Exercise: Transcribe the records below exactly as written, from the opening line through the line that contains "Solution. Pressure 4.2".

Data records:
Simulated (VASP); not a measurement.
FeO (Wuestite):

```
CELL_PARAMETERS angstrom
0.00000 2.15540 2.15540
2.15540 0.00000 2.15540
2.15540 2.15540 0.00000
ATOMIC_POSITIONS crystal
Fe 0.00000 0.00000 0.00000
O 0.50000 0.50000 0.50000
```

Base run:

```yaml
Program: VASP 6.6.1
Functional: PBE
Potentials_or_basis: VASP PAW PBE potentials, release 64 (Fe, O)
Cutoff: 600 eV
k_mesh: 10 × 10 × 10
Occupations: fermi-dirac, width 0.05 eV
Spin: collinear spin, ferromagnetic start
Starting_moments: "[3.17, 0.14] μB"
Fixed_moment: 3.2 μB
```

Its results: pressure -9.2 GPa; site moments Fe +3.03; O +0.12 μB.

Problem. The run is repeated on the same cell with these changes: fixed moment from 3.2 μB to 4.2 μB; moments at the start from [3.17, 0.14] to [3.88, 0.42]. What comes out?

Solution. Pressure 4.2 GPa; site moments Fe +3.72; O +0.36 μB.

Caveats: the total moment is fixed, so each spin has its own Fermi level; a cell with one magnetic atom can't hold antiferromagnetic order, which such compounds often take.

Your response:
Simulated (VASP); not a measurement.
FeO (Wuestite):

```
CELL_PARAMETERS angstrom
0.00000 2.15540 2.15540
2.15540 0.00000 2.15540
2.15540 2.15540 0.00000
ATOMIC_POSITIONS crystal
Fe 0.00000 0.00000 0.00000
O 0.50000 0.50000 0.50000
```

Base run:

```yaml
Program: VASP 6.6.1
Functional: PBE
Potentials_or_basis: VASP PAW PBE potentials, release 64 (Fe, O)
Cutoff: 600 eV
k_mesh: 10 × 10 × 10
Occupations: fermi-dirac, width 0.05 eV
Spin: collinear spin, ferromagnetic start
Starting_moments: "[3.17, 0.14] μB"
Fixed_moment: 3.2 μB
```

Its results: pressure -9.2 GPa; site moments Fe +3.03; O +0.12 μB.

Problem. The run is repeated on the same cell with these changes: fixed moment from 3.2 μB to 4.2 μB; moments at the start from [3.17, 0.14] to [3.88, 0.42]. What comes out?

Solution. Pressure 4.2 GPa; site moments Fe +3.72; O +0.36 μB.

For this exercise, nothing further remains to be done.